• • • • •

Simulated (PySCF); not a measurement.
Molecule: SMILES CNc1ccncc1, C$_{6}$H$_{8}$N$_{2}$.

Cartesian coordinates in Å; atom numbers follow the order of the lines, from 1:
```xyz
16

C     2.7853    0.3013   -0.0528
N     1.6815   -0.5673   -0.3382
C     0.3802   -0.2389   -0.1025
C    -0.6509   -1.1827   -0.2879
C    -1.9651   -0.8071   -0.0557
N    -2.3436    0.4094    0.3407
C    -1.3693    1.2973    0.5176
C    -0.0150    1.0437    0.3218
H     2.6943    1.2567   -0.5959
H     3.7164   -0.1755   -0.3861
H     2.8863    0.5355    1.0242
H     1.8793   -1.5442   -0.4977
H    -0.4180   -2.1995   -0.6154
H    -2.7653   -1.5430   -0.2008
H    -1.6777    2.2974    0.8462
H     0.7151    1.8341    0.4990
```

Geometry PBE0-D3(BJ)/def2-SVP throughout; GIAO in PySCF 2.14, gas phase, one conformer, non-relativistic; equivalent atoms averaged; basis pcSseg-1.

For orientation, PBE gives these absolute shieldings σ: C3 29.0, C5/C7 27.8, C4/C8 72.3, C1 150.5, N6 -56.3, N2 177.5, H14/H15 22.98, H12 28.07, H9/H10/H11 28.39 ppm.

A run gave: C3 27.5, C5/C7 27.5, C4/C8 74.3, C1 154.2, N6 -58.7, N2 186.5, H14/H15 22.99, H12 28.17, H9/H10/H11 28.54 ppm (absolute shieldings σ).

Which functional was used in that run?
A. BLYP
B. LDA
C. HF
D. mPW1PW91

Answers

• • • • •

Write all the data out again, exactly.

Simulated (PySCF); not a measurement.
Molecule: SMILES CNc1ccncc1, C$_{6}$H$_{8}$N$_{2}$.

Cartesian coordinates in Å; atom numbers follow the order of the lines, from 1:
```xyz
16

C     2.7853    0.3013   -0.0528
N     1.6815   -0.5673   -0.3382
C     0.3802   -0.2389   -0.1025
C    -0.6509   -1.1827   -0.2879
C    -1.9651   -0.8071   -0.0557
N    -2.3436    0.4094    0.3407
C    -1.3693    1.2973    0.5176
C    -0.0150    1.0437    0.3218
H     2.6943    1.2567   -0.5959
H     3.7164   -0.1755   -0.3861
H     2.8863    0.5355    1.0242
H     1.8793   -1.5442   -0.4977
H    -0.4180   -2.1995   -0.6154
H    -2.7653   -1.5430   -0.2008
H    -1.6777    2.2974    0.8462
H     0.7151    1.8341    0.4990
```

Geometry PBE0-D3(BJ)/def2-SVP throughout; GIAO in PySCF 2.14, gas phase, one conformer, non-relativistic; equivalent atoms averaged; basis pcSseg-1.

For orientation, PBE gives these absolute shieldings σ: C3 29.0, C5/C7 27.8, C4/C8 72.3, C1 150.5, N6 -56.3, N2 177.5, H14/H15 22.98, H12 28.07, H9/H10/H11 28.39 ppm.

A run gave: C3 27.5, C5/C7 27.5, C4/C8 74.3, C1 154.2, N6 -58.7, N2 186.5, H14/H15 22.99, H12 28.17, H9/H10/H11 28.54 ppm (absolute shieldings σ).

Which functional was used in that run?
A. BLYP
B. LDA
C. HF
D. mPW1PW91

Answers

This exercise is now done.